■ **Action item**
Exactly as shown below, retype every line of the data.

■ **Supplied entries**
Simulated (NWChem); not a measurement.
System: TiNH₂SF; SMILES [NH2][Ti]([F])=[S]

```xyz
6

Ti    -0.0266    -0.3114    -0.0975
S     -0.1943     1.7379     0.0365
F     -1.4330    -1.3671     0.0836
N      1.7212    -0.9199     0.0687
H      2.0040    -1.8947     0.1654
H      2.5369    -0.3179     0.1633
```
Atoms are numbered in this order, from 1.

■ **Task solution**
Simulated (NWChem); not a measurement.
System: TiNH₂SF; SMILES [NH2][Ti]([F])=[S]

```xyz
6

Ti    -0.0266    -0.3114    -0.0975
S     -0.1943     1.7379     0.0365
F     -1.4330    -1.3671     0.0836
N      1.7212    -0.9199     0.0687
H      2.0040    -1.8947     0.1654
H      2.5369    -0.3179     0.1633
```
Atoms are numbered in this order, from 1.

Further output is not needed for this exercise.